### Work request:
Using the entries below, write out the line with "(B) CNC[Si@@H](F)Cl", the line with "(C) CC[Si@](N)(F)Cl", and every line in between, exactly as each is written.

### Record excerpts:
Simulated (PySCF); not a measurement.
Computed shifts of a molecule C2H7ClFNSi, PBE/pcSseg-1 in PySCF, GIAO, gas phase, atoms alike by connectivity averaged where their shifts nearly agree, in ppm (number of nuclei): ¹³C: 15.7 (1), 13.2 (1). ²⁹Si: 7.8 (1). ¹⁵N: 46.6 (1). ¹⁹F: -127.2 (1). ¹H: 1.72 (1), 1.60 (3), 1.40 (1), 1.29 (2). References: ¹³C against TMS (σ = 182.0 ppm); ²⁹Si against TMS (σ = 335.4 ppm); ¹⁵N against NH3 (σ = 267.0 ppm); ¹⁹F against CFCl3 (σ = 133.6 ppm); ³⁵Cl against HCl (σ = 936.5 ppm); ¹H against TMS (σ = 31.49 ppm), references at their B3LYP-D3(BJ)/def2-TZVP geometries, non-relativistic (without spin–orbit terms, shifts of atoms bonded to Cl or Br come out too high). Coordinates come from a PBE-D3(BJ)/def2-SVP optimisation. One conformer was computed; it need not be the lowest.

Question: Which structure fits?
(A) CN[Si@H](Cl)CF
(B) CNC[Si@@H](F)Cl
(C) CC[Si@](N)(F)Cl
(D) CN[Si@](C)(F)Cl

### Task output:
(B) CNC[Si@@H](F)Cl
(C) CC[Si@](N)(F)Cl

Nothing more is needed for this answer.